INFORMATION PROVIDED —
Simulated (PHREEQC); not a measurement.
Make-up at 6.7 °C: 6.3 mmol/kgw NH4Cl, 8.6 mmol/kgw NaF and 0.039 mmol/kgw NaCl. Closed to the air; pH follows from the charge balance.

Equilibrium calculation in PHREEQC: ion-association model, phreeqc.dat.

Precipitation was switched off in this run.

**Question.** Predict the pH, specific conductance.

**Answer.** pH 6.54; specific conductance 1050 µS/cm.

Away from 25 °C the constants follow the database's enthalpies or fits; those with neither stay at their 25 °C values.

ASSIGNED TASK —
Your response must consist of the entries, reproduced exactly.

EXERCISE RESPONSE —
Simulated (PHREEQC); not a measurement.
Make-up at 6.7 °C: 6.3 mmol/kgw NH4Cl, 8.6 mmol/kgw NaF and 0.039 mmol/kgw NaCl. Closed to the air; pH follows from the charge balance.

Equilibrium calculation in PHREEQC: ion-association model, phreeqc.dat.

Precipitation was switched off in this run.

**Question.** Predict the pH, specific conductance.

**Answer.** pH 6.54; specific conductance 1050 µS/cm.

Away from 25 °C the constants follow the database's enthalpies or fits; those with neither stay at their 25 °C values.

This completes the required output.